» **Assigned task**
Nothing should differ between your answer and the records.

--------------------------------------------------
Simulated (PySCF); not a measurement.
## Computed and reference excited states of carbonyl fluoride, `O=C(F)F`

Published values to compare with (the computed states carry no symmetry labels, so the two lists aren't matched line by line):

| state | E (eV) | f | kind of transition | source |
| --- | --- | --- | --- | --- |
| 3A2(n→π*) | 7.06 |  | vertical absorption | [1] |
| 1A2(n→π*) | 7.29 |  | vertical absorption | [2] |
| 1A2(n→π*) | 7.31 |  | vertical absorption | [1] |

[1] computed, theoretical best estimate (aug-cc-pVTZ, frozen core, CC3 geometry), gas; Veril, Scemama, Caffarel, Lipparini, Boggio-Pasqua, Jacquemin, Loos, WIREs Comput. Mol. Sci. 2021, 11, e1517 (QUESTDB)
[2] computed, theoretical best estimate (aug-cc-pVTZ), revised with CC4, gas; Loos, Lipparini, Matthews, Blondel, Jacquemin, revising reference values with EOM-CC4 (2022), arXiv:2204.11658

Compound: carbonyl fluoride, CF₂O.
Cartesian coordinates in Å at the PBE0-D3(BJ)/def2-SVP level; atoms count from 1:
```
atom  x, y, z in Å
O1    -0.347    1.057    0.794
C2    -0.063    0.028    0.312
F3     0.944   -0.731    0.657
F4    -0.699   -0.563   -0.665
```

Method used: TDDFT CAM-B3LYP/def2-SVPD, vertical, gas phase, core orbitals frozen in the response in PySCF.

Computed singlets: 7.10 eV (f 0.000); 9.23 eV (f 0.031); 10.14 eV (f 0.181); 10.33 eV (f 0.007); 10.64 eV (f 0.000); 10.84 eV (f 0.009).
--------------------------------------------------

» **Response box**
Simulated (PySCF); not a measurement.
## Computed and reference excited states of carbonyl fluoride, `O=C(F)F`

Published values to compare with (the computed states carry no symmetry labels, so the two lists aren't matched line by line):

| state | E (eV) | f | kind of transition | source |
| --- | --- | --- | --- | --- |
| 3A2(n→π*) | 7.06 |  | vertical absorption | [1] |
| 1A2(n→π*) | 7.29 |  | vertical absorption | [2] |
| 1A2(n→π*) | 7.31 |  | vertical absorption | [1] |

[1] computed, theoretical best estimate (aug-cc-pVTZ, frozen core, CC3 geometry), gas; Veril, Scemama, Caffarel, Lipparini, Boggio-Pasqua, Jacquemin, Loos, WIREs Comput. Mol. Sci. 2021, 11, e1517 (QUESTDB)
[2] computed, theoretical best estimate (aug-cc-pVTZ), revised with CC4, gas; Loos, Lipparini, Matthews, Blondel, Jacquemin, revising reference values with EOM-CC4 (2022), arXiv:2204.11658

Compound: carbonyl fluoride, CF₂O.
Cartesian coordinates in Å at the PBE0-D3(BJ)/def2-SVP level; atoms count from 1:
```
atom  x, y, z in Å
O1    -0.347    1.057    0.794
C2    -0.063    0.028    0.312
F3     0.944   -0.731    0.657
F4    -0.699   -0.563   -0.665
```

Method used: TDDFT CAM-B3LYP/def2-SVPD, vertical, gas phase, core orbitals frozen in the response in PySCF.

Computed singlets: 7.10 eV (f 0.000); 9.23 eV (f 0.031); 10.14 eV (f 0.181); 10.33 eV (f 0.007); 10.64 eV (f 0.000); 10.84 eV (f 0.009).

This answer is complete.